__Assignment__
Your output should be the lines from the start of the data through the line containing "With one functional, cell", exactly and nothing more.

== Segment start ==

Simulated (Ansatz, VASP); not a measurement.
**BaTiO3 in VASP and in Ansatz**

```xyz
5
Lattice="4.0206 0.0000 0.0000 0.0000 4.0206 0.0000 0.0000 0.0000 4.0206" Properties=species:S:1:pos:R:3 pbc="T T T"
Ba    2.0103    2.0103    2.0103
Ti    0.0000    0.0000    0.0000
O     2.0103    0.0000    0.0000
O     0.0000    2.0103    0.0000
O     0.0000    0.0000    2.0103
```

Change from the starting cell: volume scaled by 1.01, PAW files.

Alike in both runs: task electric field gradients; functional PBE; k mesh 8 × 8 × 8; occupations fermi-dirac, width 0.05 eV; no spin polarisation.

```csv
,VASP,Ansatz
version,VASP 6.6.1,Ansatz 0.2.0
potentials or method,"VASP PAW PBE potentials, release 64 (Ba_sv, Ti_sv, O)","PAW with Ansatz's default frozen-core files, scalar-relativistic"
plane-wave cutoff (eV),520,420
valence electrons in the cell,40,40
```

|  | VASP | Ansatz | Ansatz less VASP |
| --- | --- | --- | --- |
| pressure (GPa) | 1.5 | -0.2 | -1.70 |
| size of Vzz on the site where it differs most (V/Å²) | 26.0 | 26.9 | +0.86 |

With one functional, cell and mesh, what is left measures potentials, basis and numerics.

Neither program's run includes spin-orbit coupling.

== Segment end ==

__Result__
Simulated (Ansatz, VASP); not a measurement.
**BaTiO3 in VASP and in Ansatz**

```xyz
5
Lattice="4.0206 0.0000 0.0000 0.0000 4.0206 0.0000 0.0000 0.0000 4.0206" Properties=species:S:1:pos:R:3 pbc="T T T"
Ba    2.0103    2.0103    2.0103
Ti    0.0000    0.0000    0.0000
O     2.0103    0.0000    0.0000
O     0.0000    2.0103    0.0000
O     0.0000    0.0000    2.0103
```

Change from the starting cell: volume scaled by 1.01, PAW files.

Alike in both runs: task electric field gradients; functional PBE; k mesh 8 × 8 × 8; occupations fermi-dirac, width 0.05 eV; no spin polarisation.

```csv
,VASP,Ansatz
version,VASP 6.6.1,Ansatz 0.2.0
potentials or method,"VASP PAW PBE potentials, release 64 (Ba_sv, Ti_sv, O)","PAW with Ansatz's default frozen-core files, scalar-relativistic"
plane-wave cutoff (eV),520,420
valence electrons in the cell,40,40
```

|  | VASP | Ansatz | Ansatz less VASP |
| --- | --- | --- | --- |
| pressure (GPa) | 1.5 | -0.2 | -1.70 |
| size of Vzz on the site where it differs most (V/Å²) | 26.0 | 26.9 | +0.86 |

With one functional, cell and mesh, what is left measures potentials, basis and numerics.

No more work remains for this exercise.